Begin at the top of the records and copy each line exactly. The line containing "(2) 14.4 GPa." is the last one to include.

_Data supplied:_
:::
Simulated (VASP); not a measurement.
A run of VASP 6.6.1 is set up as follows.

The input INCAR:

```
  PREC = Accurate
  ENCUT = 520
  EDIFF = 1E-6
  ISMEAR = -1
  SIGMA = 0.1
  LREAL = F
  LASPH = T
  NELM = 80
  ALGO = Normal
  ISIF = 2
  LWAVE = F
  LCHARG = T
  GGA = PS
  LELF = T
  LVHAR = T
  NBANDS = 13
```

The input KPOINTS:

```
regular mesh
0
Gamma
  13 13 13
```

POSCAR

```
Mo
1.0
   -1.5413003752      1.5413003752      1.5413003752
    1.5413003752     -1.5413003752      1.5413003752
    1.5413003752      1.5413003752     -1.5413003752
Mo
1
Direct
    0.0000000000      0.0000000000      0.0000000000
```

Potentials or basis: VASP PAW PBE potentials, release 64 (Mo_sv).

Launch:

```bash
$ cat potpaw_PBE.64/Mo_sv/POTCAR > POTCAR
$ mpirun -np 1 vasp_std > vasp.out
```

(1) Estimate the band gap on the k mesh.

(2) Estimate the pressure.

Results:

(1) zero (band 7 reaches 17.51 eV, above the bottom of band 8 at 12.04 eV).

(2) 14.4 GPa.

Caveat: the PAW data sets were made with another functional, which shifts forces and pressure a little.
:::

_Answer box:_
Simulated (VASP); not a measurement.
A run of VASP 6.6.1 is set up as follows.

The input INCAR:

```
  PREC = Accurate
  ENCUT = 520
  EDIFF = 1E-6
  ISMEAR = -1
  SIGMA = 0.1
  LREAL = F
  LASPH = T
  NELM = 80
  ALGO = Normal
  ISIF = 2
  LWAVE = F
  LCHARG = T
  GGA = PS
  LELF = T
  LVHAR = T
  NBANDS = 13
```

The input KPOINTS:

```
regular mesh
0
Gamma
  13 13 13
```

POSCAR

```
Mo
1.0
   -1.5413003752      1.5413003752      1.5413003752
    1.5413003752     -1.5413003752      1.5413003752
    1.5413003752      1.5413003752     -1.5413003752
Mo
1
Direct
    0.0000000000      0.0000000000      0.0000000000
```

Potentials or basis: VASP PAW PBE potentials, release 64 (Mo_sv).

Launch:

```bash
$ cat potpaw_PBE.64/Mo_sv/POTCAR > POTCAR
$ mpirun -np 1 vasp_std > vasp.out
```

(1) Estimate the band gap on the k mesh.

(2) Estimate the pressure.

Results:

(1) zero (band 7 reaches 17.51 eV, above the bottom of band 8 at 12.04 eV).

(2) 14.4 GPa.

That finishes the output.